# Requirement
Repeat nothing but the lines below running from the one containing "Hardware: 1 thread" to the one containing "Task: How long". Keep both end lines.

--- Information provided Enclosed Below ---
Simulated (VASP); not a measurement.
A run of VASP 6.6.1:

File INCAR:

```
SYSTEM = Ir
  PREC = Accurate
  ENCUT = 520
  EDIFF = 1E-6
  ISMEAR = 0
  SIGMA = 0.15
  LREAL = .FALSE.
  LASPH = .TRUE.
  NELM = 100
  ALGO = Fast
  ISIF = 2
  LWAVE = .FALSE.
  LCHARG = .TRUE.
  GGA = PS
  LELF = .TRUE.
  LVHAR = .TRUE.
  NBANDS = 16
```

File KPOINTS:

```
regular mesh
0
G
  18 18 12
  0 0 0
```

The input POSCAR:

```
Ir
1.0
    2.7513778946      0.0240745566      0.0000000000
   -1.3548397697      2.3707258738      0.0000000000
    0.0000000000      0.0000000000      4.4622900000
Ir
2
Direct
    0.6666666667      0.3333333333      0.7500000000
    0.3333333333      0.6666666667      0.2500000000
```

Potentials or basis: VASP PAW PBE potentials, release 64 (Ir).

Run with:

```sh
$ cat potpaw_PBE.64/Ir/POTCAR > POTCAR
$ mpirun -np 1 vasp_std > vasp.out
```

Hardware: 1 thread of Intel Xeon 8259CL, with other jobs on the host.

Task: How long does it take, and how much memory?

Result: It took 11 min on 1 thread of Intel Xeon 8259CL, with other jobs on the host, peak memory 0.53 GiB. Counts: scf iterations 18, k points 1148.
--- End of Enclosed Information provided ---

# Answer area
Hardware: 1 thread of Intel Xeon 8259CL, with other jobs on the host.

Task: How long does it take, and how much memory?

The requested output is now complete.